**Data listing**
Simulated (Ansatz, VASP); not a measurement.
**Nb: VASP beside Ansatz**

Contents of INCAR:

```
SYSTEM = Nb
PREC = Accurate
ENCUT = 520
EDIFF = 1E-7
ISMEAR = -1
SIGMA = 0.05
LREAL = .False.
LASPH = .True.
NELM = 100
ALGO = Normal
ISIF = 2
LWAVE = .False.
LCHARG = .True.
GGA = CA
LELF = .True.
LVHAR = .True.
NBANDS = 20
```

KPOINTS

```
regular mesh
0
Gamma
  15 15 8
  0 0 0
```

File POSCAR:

**Assignment**
Transcribe the data exactly.

**Your solution**
Simulated (Ansatz, VASP); not a measurement.
**Nb: VASP beside Ansatz**

Contents of INCAR:

```
SYSTEM = Nb
PREC = Accurate
ENCUT = 520
EDIFF = 1E-7
ISMEAR = -1
SIGMA = 0.05
LREAL = .False.
LASPH = .True.
NELM = 100
ALGO = Normal
ISIF = 2
LWAVE = .False.
LCHARG = .True.
GGA = CA
LELF = .True.
LVHAR = .True.
NBANDS = 20
```

KPOINTS

```
regular mesh
0
Gamma
  15 15 8
  0 0 0
```

File POSCAR:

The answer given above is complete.